Repeat the whole listing. Keep it exact.

[Extracted material Boundary: Start]
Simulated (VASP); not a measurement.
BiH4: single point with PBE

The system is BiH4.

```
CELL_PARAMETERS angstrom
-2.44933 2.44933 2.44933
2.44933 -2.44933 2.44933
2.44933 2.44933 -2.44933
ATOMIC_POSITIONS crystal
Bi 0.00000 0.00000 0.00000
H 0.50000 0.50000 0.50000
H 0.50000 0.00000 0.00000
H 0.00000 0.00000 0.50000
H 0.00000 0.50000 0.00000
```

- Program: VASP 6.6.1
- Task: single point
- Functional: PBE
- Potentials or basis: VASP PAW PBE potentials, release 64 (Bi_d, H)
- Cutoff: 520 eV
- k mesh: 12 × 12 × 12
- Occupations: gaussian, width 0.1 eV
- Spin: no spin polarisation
[Extracted material Boundary: End]

[Written reply]
Simulated (VASP); not a measurement.
BiH4: single point with PBE

The system is BiH4.

```
CELL_PARAMETERS angstrom
-2.44933 2.44933 2.44933
2.44933 -2.44933 2.44933
2.44933 2.44933 -2.44933
ATOMIC_POSITIONS crystal
Bi 0.00000 0.00000 0.00000
H 0.50000 0.50000 0.50000
H 0.50000 0.00000 0.00000
H 0.00000 0.00000 0.50000
H 0.00000 0.50000 0.00000
```

- Program: VASP 6.6.1
- Task: single point
- Functional: PBE
- Potentials or basis: VASP PAW PBE potentials, release 64 (Bi_d, H)
- Cutoff: 520 eV
- k mesh: 12 × 12 × 12
- Occupations: gaussian, width 0.1 eV
- Spin: no spin polarisation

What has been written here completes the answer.